[[ SOURCE DATA, beginning ]]

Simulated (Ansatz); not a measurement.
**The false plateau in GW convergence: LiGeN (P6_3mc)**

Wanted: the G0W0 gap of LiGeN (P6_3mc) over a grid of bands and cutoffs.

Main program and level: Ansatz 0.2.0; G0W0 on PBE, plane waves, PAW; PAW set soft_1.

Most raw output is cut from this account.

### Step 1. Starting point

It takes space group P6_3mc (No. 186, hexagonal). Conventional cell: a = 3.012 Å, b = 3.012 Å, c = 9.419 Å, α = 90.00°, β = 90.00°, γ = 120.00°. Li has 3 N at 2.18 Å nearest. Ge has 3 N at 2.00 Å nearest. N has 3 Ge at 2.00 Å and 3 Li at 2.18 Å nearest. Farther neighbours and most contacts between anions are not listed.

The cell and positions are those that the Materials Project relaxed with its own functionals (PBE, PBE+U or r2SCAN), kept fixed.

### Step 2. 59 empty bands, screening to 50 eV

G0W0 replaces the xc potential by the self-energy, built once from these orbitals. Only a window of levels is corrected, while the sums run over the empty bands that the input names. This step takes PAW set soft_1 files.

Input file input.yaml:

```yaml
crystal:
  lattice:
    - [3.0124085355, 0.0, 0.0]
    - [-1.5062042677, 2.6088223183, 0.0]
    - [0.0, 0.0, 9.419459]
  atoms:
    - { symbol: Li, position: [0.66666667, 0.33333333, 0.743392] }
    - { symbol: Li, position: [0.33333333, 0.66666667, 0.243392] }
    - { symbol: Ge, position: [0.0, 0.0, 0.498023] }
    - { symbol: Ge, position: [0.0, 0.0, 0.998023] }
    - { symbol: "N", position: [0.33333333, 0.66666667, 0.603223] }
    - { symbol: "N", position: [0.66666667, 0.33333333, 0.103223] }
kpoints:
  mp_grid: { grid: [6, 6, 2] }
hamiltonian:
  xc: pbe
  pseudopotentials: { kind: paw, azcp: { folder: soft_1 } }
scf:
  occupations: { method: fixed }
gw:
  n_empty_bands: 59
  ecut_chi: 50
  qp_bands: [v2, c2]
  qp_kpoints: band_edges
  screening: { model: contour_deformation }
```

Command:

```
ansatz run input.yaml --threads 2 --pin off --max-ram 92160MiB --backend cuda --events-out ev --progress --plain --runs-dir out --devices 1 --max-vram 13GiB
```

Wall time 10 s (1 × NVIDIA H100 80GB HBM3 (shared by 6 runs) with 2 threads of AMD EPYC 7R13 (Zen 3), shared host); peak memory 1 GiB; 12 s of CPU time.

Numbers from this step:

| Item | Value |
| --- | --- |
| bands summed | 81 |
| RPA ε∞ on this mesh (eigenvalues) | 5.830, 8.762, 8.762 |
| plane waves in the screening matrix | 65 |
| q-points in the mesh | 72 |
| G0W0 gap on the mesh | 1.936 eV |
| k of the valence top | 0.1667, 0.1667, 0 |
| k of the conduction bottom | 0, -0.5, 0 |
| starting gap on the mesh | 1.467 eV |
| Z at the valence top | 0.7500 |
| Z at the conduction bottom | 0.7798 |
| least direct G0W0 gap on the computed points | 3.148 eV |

[[ SOURCE DATA, end ]]

### ACTIVITY
Exactly the lines running from the top of the records to the line that contains "Wanted: the G0W0", inclusive, must be set down, and nothing more.

### EXERCISE RESPONSE
Simulated (Ansatz); not a measurement.
**The false plateau in GW convergence: LiGeN (P6_3mc)**

Wanted: the G0W0 gap of LiGeN (P6_3mc) over a grid of bands and cutoffs.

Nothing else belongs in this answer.